> [Dataset content]:

---+---

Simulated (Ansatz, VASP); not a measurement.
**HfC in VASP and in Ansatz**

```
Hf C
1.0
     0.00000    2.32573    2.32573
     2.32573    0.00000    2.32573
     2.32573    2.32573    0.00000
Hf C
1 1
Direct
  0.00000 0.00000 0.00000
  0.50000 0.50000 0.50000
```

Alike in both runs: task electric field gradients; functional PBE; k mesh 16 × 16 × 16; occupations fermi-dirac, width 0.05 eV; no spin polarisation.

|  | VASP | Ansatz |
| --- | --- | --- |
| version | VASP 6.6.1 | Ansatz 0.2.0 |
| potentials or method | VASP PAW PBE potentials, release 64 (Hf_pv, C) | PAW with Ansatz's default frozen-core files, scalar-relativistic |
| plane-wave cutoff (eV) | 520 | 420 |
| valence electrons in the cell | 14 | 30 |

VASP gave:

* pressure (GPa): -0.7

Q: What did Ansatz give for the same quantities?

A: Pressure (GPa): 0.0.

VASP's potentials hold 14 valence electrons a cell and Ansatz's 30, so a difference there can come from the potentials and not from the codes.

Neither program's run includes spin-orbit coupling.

---+---

> [Work instruction]: Word for word, please print every line from the beginning of the records to the line bearing "A: Pressure (GPa): 0.0.", counting both ends and stopping there.

> [Response box]:
Simulated (Ansatz, VASP); not a measurement.
**HfC in VASP and in Ansatz**

```
Hf C
1.0
     0.00000    2.32573    2.32573
     2.32573    0.00000    2.32573
     2.32573    2.32573    0.00000
Hf C
1 1
Direct
  0.00000 0.00000 0.00000
  0.50000 0.50000 0.50000
```

Alike in both runs: task electric field gradients; functional PBE; k mesh 16 × 16 × 16; occupations fermi-dirac, width 0.05 eV; no spin polarisation.

|  | VASP | Ansatz |
| --- | --- | --- |
| version | VASP 6.6.1 | Ansatz 0.2.0 |
| potentials or method | VASP PAW PBE potentials, release 64 (Hf_pv, C) | PAW with Ansatz's default frozen-core files, scalar-relativistic |
| plane-wave cutoff (eV) | 520 | 420 |
| valence electrons in the cell | 14 | 30 |

VASP gave:

* pressure (GPa): -0.7

Q: What did Ansatz give for the same quantities?

A: Pressure (GPa): 0.0.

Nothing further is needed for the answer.